▶ Assignment
Lines from the start of the data through the line containing "5.91 | 1.90 |" must be given again exactly. Leave the others out.

▶ Extracted material
━━━━━━━━━━━━━━━━

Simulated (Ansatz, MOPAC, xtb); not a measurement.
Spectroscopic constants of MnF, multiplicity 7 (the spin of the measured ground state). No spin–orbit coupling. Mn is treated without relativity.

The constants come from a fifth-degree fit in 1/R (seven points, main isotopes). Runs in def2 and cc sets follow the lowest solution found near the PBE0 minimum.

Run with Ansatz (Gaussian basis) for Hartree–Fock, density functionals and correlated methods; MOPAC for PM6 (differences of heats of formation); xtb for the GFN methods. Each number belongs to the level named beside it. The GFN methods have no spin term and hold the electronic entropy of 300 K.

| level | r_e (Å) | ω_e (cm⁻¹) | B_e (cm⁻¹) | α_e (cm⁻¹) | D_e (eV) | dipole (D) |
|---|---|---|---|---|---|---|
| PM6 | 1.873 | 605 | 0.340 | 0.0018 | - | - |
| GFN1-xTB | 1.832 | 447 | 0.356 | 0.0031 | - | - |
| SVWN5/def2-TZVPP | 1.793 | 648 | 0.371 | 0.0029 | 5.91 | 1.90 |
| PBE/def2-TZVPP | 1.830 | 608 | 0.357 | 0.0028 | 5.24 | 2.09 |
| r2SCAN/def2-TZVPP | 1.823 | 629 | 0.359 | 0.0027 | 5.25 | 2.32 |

━━━━━━━━━━━━━━━━

▶ Exercise answer
Simulated (Ansatz, MOPAC, xtb); not a measurement.
Spectroscopic constants of MnF, multiplicity 7 (the spin of the measured ground state). No spin–orbit coupling. Mn is treated without relativity.

The constants come from a fifth-degree fit in 1/R (seven points, main isotopes). Runs in def2 and cc sets follow the lowest solution found near the PBE0 minimum.

Run with Ansatz (Gaussian basis) for Hartree–Fock, density functionals and correlated methods; MOPAC for PM6 (differences of heats of formation); xtb for the GFN methods. Each number belongs to the level named beside it. The GFN methods have no spin term and hold the electronic entropy of 300 K.

| level | r_e (Å) | ω_e (cm⁻¹) | B_e (cm⁻¹) | α_e (cm⁻¹) | D_e (eV) | dipole (D) |
|---|---|---|---|---|---|---|
| PM6 | 1.873 | 605 | 0.340 | 0.0018 | - | - |
| GFN1-xTB | 1.832 | 447 | 0.356 | 0.0031 | - | - |
| SVWN5/def2-TZVPP | 1.793 | 648 | 0.371 | 0.0029 | 5.91 | 1.90 |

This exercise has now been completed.